### Supplied records
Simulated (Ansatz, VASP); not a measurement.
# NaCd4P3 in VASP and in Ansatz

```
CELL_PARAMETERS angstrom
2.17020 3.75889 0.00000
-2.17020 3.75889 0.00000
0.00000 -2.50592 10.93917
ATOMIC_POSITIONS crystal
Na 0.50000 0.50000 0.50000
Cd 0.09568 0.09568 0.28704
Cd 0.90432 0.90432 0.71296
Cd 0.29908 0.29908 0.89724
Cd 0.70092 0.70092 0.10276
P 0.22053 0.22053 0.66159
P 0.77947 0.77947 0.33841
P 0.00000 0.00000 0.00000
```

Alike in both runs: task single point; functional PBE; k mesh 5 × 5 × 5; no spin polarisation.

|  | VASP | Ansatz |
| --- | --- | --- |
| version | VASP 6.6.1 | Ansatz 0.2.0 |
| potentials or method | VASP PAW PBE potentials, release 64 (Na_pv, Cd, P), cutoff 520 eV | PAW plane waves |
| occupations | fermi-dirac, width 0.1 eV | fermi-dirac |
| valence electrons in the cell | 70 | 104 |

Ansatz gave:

### Action item
Return, word for word, the lines of the data above from the line with "VASP | Ansatz |" through the line with "cell | 70 | 104 |", inclusive.

### Task response
|  | VASP | Ansatz |
| --- | --- | --- |
| version | VASP 6.6.1 | Ansatz 0.2.0 |
| potentials or method | VASP PAW PBE potentials, release 64 (Na_pv, Cd, P), cutoff 520 eV | PAW plane waves |
| occupations | fermi-dirac, width 0.1 eV | fermi-dirac |
| valence electrons in the cell | 70 | 104 |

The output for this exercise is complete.